_Action item_
Retype the material exactly, ending with the line containing "Answer: Pressure (GPa): 19.8.".

_Data excerpts_
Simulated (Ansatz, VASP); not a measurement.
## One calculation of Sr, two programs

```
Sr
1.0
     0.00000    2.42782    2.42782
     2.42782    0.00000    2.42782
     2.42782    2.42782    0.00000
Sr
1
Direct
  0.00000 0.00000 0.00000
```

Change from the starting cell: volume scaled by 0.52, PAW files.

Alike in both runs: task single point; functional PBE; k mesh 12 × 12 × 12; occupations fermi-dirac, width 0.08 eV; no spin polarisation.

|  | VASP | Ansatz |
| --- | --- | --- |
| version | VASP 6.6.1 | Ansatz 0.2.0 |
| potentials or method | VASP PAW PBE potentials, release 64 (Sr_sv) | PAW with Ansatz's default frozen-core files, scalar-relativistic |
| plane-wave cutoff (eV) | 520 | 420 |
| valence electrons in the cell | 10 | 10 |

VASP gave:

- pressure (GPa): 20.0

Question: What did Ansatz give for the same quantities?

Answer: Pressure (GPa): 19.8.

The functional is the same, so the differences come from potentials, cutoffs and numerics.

_Reply_
Simulated (Ansatz, VASP); not a measurement.
## One calculation of Sr, two programs

```
Sr
1.0
     0.00000    2.42782    2.42782
     2.42782    0.00000    2.42782
     2.42782    2.42782    0.00000
Sr
1
Direct
  0.00000 0.00000 0.00000
```

Change from the starting cell: volume scaled by 0.52, PAW files.

Alike in both runs: task single point; functional PBE; k mesh 12 × 12 × 12; occupations fermi-dirac, width 0.08 eV; no spin polarisation.

|  | VASP | Ansatz |
| --- | --- | --- |
| version | VASP 6.6.1 | Ansatz 0.2.0 |
| potentials or method | VASP PAW PBE potentials, release 64 (Sr_sv) | PAW with Ansatz's default frozen-core files, scalar-relativistic |
| plane-wave cutoff (eV) | 520 | 420 |
| valence electrons in the cell | 10 | 10 |

VASP gave:

- pressure (GPa): 20.0

Question: What did Ansatz give for the same quantities?

Answer: Pressure (GPa): 19.8.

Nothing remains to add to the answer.